- **ASSIGNMENT**:
Begin at the top of the records and copy each line exactly. The line containing "Ansatz 0.2.0 |" is the last one to include.

- **GIVEN ENTRIES**:
[Start of Attachment]

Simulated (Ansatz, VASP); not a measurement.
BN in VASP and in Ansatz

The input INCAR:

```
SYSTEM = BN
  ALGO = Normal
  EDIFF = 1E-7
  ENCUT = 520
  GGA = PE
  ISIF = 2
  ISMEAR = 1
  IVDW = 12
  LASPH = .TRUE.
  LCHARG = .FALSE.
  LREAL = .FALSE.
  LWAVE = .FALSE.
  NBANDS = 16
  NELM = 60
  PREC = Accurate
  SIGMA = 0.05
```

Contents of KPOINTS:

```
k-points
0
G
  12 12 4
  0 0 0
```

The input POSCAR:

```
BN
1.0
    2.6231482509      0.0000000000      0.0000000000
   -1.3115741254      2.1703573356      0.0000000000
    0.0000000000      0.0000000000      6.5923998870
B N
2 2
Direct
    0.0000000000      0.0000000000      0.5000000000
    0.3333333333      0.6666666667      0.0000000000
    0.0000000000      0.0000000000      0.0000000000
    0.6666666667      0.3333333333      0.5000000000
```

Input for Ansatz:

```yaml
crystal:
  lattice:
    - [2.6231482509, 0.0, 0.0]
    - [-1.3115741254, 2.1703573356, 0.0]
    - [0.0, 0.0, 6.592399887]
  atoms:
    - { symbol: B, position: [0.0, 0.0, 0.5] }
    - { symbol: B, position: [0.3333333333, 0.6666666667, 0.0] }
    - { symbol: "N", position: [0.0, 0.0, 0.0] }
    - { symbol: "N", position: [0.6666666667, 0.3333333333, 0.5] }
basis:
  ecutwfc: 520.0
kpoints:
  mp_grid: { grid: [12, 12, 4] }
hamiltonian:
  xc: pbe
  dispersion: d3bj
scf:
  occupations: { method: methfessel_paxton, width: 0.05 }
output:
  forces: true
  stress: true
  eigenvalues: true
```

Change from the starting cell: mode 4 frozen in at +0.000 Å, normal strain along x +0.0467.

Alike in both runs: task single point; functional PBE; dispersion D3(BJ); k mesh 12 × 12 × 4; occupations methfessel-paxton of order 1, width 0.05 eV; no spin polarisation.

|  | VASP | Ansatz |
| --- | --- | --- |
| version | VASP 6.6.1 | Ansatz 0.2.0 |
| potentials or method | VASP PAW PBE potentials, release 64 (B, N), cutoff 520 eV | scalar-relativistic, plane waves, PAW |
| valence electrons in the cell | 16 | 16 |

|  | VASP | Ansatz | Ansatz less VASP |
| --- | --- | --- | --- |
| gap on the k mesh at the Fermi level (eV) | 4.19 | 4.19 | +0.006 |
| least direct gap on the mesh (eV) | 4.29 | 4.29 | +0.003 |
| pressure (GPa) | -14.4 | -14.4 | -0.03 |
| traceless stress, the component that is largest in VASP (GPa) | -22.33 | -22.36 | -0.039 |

[End of Attachment]

- **EXERCISE SOLUTION**:
Simulated (Ansatz, VASP); not a measurement.
BN in VASP and in Ansatz

The input INCAR:

```
SYSTEM = BN
  ALGO = Normal
  EDIFF = 1E-7
  ENCUT = 520
  GGA = PE
  ISIF = 2
  ISMEAR = 1
  IVDW = 12
  LASPH = .TRUE.
  LCHARG = .FALSE.
  LREAL = .FALSE.
  LWAVE = .FALSE.
  NBANDS = 16
  NELM = 60
  PREC = Accurate
  SIGMA = 0.05
```

Contents of KPOINTS:

```
k-points
0
G
  12 12 4
  0 0 0
```

The input POSCAR:

```
BN
1.0
    2.6231482509      0.0000000000      0.0000000000
   -1.3115741254      2.1703573356      0.0000000000
    0.0000000000      0.0000000000      6.5923998870
B N
2 2
Direct
    0.0000000000      0.0000000000      0.5000000000
    0.3333333333      0.6666666667      0.0000000000
    0.0000000000      0.0000000000      0.0000000000
    0.6666666667      0.3333333333      0.5000000000
```

Input for Ansatz:

```yaml
crystal:
  lattice:
    - [2.6231482509, 0.0, 0.0]
    - [-1.3115741254, 2.1703573356, 0.0]
    - [0.0, 0.0, 6.592399887]
  atoms:
    - { symbol: B, position: [0.0, 0.0, 0.5] }
    - { symbol: B, position: [0.3333333333, 0.6666666667, 0.0] }
    - { symbol: "N", position: [0.0, 0.0, 0.0] }
    - { symbol: "N", position: [0.6666666667, 0.3333333333, 0.5] }
basis:
  ecutwfc: 520.0
kpoints:
  mp_grid: { grid: [12, 12, 4] }
hamiltonian:
  xc: pbe
  dispersion: d3bj
scf:
  occupations: { method: methfessel_paxton, width: 0.05 }
output:
  forces: true
  stress: true
  eigenvalues: true
```

Change from the starting cell: mode 4 frozen in at +0.000 Å, normal strain along x +0.0467.

Alike in both runs: task single point; functional PBE; dispersion D3(BJ); k mesh 12 × 12 × 4; occupations methfessel-paxton of order 1, width 0.05 eV; no spin polarisation.

|  | VASP | Ansatz |
| --- | --- | --- |
| version | VASP 6.6.1 | Ansatz 0.2.0 |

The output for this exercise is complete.